## [Required action]
For the records below, print the lines from the line with "(3) Rank by" through the line with "(4) D (0.845" exactly as written; include both end lines and exclude the rest.

|---|

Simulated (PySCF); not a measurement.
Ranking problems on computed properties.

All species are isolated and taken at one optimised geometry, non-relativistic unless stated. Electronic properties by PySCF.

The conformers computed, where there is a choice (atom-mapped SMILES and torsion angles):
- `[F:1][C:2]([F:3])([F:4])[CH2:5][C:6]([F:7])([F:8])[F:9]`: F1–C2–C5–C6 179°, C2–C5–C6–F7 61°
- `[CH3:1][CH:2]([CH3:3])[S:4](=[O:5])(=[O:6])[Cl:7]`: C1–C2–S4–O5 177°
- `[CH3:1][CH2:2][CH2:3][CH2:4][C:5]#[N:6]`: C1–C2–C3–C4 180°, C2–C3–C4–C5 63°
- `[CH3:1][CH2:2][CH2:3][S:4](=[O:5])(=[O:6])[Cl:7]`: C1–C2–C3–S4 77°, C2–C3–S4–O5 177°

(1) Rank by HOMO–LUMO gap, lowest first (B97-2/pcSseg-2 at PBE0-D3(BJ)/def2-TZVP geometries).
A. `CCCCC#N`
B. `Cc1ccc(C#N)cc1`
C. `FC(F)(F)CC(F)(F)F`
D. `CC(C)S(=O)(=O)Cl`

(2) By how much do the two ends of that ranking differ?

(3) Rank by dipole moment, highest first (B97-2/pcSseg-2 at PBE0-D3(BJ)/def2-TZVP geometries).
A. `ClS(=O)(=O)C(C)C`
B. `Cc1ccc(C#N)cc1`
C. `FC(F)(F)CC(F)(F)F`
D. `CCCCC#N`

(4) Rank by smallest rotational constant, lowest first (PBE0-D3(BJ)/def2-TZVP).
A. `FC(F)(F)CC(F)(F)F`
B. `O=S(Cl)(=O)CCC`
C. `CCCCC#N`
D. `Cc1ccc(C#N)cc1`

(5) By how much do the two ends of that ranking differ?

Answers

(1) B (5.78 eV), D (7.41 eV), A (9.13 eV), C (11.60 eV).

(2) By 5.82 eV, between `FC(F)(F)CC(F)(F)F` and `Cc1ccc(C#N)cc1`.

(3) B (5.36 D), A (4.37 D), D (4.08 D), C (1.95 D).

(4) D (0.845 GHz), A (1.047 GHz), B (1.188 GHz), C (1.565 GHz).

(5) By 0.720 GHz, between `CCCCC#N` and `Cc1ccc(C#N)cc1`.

|---|

## [Your response]
(3) Rank by dipole moment, highest first (B97-2/pcSseg-2 at PBE0-D3(BJ)/def2-TZVP geometries).
A. `ClS(=O)(=O)C(C)C`
B. `Cc1ccc(C#N)cc1`
C. `FC(F)(F)CC(F)(F)F`
D. `CCCCC#N`

(4) Rank by smallest rotational constant, lowest first (PBE0-D3(BJ)/def2-TZVP).
A. `FC(F)(F)CC(F)(F)F`
B. `O=S(Cl)(=O)CCC`
C. `CCCCC#N`
D. `Cc1ccc(C#N)cc1`

(5) By how much do the two ends of that ranking differ?

Answers

(1) B (5.78 eV), D (7.41 eV), A (9.13 eV), C (11.60 eV).

(2) By 5.82 eV, between `FC(F)(F)CC(F)(F)F` and `Cc1ccc(C#N)cc1`.

(3) B (5.36 D), A (4.37 D), D (4.08 D), C (1.95 D).

(4) D (0.845 GHz), A (1.047 GHz), B (1.188 GHz), C (1.565 GHz).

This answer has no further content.